**Work order**
Everything from the first line below through the line with "Atoms are numbered in this order, from 1." is to be transcribed exactly, and nothing past it.

**Source information**
Segment Open

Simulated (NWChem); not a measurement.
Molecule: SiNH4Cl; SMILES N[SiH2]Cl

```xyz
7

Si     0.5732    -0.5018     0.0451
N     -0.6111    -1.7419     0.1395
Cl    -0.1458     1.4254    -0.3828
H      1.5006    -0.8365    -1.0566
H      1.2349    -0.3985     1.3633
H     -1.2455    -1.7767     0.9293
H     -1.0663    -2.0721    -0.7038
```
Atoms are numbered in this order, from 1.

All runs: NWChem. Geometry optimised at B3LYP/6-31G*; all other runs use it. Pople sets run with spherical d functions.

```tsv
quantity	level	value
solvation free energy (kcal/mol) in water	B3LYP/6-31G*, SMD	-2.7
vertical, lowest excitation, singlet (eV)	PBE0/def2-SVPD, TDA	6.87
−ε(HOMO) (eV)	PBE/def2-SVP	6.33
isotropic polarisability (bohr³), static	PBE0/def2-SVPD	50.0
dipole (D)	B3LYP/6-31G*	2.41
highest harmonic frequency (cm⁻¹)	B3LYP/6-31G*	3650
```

Segment Closed

**Written answer**
Simulated (NWChem); not a measurement.
Molecule: SiNH4Cl; SMILES N[SiH2]Cl

```xyz
7

Si     0.5732    -0.5018     0.0451
N     -0.6111    -1.7419     0.1395
Cl    -0.1458     1.4254    -0.3828
H      1.5006    -0.8365    -1.0566
H      1.2349    -0.3985     1.3633
H     -1.2455    -1.7767     0.9293
H     -1.0663    -2.0721    -0.7038
```
Atoms are numbered in this order, from 1.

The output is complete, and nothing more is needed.